======== RECORD SET
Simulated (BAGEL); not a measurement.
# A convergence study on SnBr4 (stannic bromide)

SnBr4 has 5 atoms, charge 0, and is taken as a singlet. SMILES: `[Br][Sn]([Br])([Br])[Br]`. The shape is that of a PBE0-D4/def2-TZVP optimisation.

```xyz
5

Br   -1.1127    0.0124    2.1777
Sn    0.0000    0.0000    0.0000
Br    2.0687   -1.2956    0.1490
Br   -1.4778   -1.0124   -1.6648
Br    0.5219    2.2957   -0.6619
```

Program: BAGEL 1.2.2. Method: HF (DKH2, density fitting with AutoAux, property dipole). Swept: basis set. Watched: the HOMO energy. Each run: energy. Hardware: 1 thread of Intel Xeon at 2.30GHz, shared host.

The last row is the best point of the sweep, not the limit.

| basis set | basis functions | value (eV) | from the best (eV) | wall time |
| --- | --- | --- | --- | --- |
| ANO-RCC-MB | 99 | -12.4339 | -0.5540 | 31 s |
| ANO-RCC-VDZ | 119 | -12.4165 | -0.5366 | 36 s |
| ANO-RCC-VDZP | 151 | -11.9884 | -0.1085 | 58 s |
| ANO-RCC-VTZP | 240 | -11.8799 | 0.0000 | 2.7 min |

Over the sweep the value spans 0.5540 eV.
================

» **WORK TASK**: In the listing above, find the line with "The last row" and the line with "-0.5366 | 36 s |". Output those two lines and every line between them, exactly as written.

» **WRITTEN ANSWER**:
The last row is the best point of the sweep, not the limit.

| basis set | basis functions | value (eV) | from the best (eV) | wall time |
| --- | --- | --- | --- | --- |
| ANO-RCC-MB | 99 | -12.4339 | -0.5540 | 31 s |
| ANO-RCC-VDZ | 119 | -12.4165 | -0.5366 | 36 s |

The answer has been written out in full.